*** DATA FOR ANALYSIS ***

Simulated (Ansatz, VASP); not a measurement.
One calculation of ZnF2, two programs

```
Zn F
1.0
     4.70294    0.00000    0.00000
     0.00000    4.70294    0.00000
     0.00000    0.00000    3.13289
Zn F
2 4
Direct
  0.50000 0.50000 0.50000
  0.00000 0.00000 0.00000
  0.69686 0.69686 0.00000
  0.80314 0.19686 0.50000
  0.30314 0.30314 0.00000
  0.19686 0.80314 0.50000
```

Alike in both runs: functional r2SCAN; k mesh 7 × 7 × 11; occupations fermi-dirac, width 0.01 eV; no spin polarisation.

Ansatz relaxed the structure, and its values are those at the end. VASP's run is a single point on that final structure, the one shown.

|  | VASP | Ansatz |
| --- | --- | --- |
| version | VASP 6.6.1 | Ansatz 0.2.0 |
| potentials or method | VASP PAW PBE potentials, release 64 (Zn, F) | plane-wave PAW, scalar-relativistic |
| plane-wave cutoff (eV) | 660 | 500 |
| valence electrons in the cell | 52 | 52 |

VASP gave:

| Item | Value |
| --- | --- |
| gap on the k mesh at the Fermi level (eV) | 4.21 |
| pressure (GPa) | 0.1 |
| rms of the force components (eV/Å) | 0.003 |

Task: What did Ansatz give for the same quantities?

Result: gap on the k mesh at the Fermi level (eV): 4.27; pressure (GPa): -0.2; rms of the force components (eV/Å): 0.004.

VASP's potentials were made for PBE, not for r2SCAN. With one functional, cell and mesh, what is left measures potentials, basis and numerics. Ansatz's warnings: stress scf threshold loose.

*** End of DATA FOR ANALYSIS ***

# TASK ITEM
From the records above, print only the lines between the one holding "(GPa) | 0.1 |" and the one holding "Result: gap on", inclusive, exactly as they stand.

# RESPONSE
| pressure (GPa) | 0.1 |
| rms of the force components (eV/Å) | 0.003 |

Task: What did Ansatz give for the same quantities?

Result: gap on the k mesh at the Fermi level (eV): 4.27; pressure (GPa): -0.2; rms of the force components (eV/Å): 0.004.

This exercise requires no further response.